★ ★ ★ ★ ★ ★ ★

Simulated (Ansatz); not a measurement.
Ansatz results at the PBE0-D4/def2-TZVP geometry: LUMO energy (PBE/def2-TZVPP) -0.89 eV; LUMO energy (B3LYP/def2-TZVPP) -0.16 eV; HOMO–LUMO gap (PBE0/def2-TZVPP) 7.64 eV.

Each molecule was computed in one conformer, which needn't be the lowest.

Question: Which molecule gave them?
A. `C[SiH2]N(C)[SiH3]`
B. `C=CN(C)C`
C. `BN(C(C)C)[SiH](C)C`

★ ★ ★ ★ ★ ★ ★

◆ ASSIGNED TASK
Each record must appear again, word for word.

◆ WORKED SOLUTION
Simulated (Ansatz); not a measurement.
Ansatz results at the PBE0-D4/def2-TZVP geometry: LUMO energy (PBE/def2-TZVPP) -0.89 eV; LUMO energy (B3LYP/def2-TZVPP) -0.16 eV; HOMO–LUMO gap (PBE0/def2-TZVPP) 7.64 eV.

Each molecule was computed in one conformer, which needn't be the lowest.

Question: Which molecule gave them?
A. `C[SiH2]N(C)[SiH3]`
B. `C=CN(C)C`
C. `BN(C(C)C)[SiH](C)C`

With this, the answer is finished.